◆ Work instruction ◆
Line by line, transcribe the material shown below exactly.

◆ Information provided ◆
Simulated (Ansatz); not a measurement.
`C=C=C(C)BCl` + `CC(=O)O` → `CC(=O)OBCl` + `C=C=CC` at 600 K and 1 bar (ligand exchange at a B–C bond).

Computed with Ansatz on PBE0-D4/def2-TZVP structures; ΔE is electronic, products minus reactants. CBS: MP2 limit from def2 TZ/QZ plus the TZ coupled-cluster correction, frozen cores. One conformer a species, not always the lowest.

◆ Reply ◆
Simulated (Ansatz); not a measurement.
`C=C=C(C)BCl` + `CC(=O)O` → `CC(=O)OBCl` + `C=C=CC` at 600 K and 1 bar (ligand exchange at a B–C bond).

Computed with Ansatz on PBE0-D4/def2-TZVP structures; ΔE is electronic, products minus reactants. CBS: MP2 limit from def2 TZ/QZ plus the TZ coupled-cluster correction, frozen cores. One conformer a species, not always the lowest.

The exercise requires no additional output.